▸ Work instruction
I would like the listing below retyped exactly, line by line.

+++
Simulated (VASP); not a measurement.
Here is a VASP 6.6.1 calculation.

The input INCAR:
+++

▸ Exercise result
Simulated (VASP); not a measurement.
Here is a VASP 6.6.1 calculation.

The input INCAR:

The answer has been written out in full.